**Listed records:**

_____

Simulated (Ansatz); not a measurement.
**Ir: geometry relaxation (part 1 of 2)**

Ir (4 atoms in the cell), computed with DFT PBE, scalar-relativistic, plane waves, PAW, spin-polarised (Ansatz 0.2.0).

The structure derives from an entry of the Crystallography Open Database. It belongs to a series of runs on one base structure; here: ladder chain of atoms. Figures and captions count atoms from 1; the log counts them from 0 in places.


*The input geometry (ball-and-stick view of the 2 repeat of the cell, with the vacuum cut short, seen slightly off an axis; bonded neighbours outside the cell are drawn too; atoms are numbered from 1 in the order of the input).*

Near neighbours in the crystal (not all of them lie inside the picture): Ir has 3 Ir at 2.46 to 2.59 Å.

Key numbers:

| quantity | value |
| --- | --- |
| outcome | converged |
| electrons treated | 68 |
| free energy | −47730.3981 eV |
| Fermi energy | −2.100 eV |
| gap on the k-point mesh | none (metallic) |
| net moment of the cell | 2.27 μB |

_____

**Work order:**
The data should be transcribed exactly, line for line.

**Exercise answer:**
Simulated (Ansatz); not a measurement.
**Ir: geometry relaxation (part 1 of 2)**

Ir (4 atoms in the cell), computed with DFT PBE, scalar-relativistic, plane waves, PAW, spin-polarised (Ansatz 0.2.0).

The structure derives from an entry of the Crystallography Open Database. It belongs to a series of runs on one base structure; here: ladder chain of atoms. Figures and captions count atoms from 1; the log counts them from 0 in places.


*The input geometry (ball-and-stick view of the 2 repeat of the cell, with the vacuum cut short, seen slightly off an axis; bonded neighbours outside the cell are drawn too; atoms are numbered from 1 in the order of the input).*

Near neighbours in the crystal (not all of them lie inside the picture): Ir has 3 Ir at 2.46 to 2.59 Å.

Key numbers:

| quantity | value |
| --- | --- |
| outcome | converged |
| electrons treated | 68 |
| free energy | −47730.3981 eV |
| Fermi energy | −2.100 eV |
| gap on the k-point mesh | none (metallic) |
| net moment of the cell | 2.27 μB |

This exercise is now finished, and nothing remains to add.